Data records: Begin
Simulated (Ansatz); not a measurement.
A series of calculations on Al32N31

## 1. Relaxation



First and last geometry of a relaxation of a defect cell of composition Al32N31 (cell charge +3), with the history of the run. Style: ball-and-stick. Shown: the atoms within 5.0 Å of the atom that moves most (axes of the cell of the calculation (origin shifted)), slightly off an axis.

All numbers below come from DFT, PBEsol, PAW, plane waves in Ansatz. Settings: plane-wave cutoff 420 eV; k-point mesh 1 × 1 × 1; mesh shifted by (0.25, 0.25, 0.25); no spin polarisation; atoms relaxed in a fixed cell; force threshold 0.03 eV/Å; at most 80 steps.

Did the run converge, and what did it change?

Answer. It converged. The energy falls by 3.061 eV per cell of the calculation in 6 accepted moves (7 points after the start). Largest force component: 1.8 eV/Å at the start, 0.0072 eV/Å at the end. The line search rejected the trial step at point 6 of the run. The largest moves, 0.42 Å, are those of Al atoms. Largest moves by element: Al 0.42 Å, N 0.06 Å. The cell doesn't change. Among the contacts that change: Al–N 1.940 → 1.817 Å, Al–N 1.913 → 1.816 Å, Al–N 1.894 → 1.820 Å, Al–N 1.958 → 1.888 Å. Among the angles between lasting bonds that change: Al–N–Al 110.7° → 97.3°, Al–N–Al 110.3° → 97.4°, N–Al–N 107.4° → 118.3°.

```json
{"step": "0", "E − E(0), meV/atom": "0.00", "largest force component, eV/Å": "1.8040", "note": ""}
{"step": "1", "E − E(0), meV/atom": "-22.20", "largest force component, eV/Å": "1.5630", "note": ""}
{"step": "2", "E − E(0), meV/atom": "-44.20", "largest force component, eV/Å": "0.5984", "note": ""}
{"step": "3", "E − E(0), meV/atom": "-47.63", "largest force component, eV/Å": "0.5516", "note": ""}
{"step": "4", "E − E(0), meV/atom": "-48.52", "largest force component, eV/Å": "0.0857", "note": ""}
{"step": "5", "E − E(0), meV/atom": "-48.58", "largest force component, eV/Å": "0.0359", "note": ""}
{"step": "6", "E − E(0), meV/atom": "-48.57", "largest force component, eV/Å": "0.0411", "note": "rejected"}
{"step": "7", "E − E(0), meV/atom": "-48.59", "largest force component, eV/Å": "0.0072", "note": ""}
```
Data records: End

Task item:
Please give an exact restatement of only the lines from the beginning of the material above to the line with "First and last", inclusive.

Exercise output:
Simulated (Ansatz); not a measurement.
A series of calculations on Al32N31

## 1. Relaxation



First and last geometry of a relaxation of a defect cell of composition Al32N31 (cell charge +3), with the history of the run. Style: ball-and-stick. Shown: the atoms within 5.0 Å of the atom that moves most (axes of the cell of the calculation (origin shifted)), slightly off an axis.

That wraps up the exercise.